◆ **Dataset**:
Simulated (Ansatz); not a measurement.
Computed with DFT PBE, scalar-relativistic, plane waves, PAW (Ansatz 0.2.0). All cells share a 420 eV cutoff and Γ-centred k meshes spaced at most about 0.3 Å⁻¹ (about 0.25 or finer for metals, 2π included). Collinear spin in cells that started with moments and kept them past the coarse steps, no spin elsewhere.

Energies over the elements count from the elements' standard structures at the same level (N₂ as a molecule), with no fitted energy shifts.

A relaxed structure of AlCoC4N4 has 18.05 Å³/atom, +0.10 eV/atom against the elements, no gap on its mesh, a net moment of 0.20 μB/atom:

◆ **Work request**: When you reach the line that contains "Computed with DFT", stop; output it and every line before it from the start of the data, exactly as written.

◆ **Exercise solution**:
Simulated (Ansatz); not a measurement.
Computed with DFT PBE, scalar-relativistic, plane waves, PAW (Ansatz 0.2.0). All cells share a 420 eV cutoff and Γ-centred k meshes spaced at most about 0.3 Å⁻¹ (about 0.25 or finer for metals, 2π included). Collinear spin in cells that started with moments and kept them past the coarse steps, no spin elsewhere.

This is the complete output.